**DATA:**
Start of Block
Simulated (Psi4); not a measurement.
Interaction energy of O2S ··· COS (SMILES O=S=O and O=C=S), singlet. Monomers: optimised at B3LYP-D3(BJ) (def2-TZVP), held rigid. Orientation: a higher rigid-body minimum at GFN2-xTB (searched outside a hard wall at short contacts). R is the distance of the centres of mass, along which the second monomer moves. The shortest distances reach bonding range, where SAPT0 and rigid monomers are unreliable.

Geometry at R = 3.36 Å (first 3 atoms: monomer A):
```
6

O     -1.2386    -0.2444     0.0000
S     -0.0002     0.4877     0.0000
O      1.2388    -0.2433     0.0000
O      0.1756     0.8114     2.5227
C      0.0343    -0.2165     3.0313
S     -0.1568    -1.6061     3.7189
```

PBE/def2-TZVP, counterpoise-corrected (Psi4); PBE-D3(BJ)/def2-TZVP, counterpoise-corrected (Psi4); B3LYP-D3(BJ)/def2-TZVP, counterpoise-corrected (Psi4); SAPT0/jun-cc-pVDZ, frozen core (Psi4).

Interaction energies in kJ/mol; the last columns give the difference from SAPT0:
End of Block

Please output only the lines from the first line of the entries through the line with "PBE/def2-TZVP, counterpoise-corrected (Psi4);", both included, exactly as written.

Simulated (Psi4); not a measurement.
Interaction energy of O2S ··· COS (SMILES O=S=O and O=C=S), singlet. Monomers: optimised at B3LYP-D3(BJ) (def2-TZVP), held rigid. Orientation: a higher rigid-body minimum at GFN2-xTB (searched outside a hard wall at short contacts). R is the distance of the centres of mass, along which the second monomer moves. The shortest distances reach bonding range, where SAPT0 and rigid monomers are unreliable.

Geometry at R = 3.36 Å (first 3 atoms: monomer A):
```
6

O     -1.2386    -0.2444     0.0000
S     -0.0002     0.4877     0.0000
O      1.2388    -0.2433     0.0000
O      0.1756     0.8114     2.5227
C      0.0343    -0.2165     3.0313
S     -0.1568    -1.6061     3.7189
```

PBE/def2-TZVP, counterpoise-corrected (Psi4); PBE-D3(BJ)/def2-TZVP, counterpoise-corrected (Psi4); B3LYP-D3(BJ)/def2-TZVP, counterpoise-corrected (Psi4); SAPT0/jun-cc-pVDZ, frozen core (Psi4).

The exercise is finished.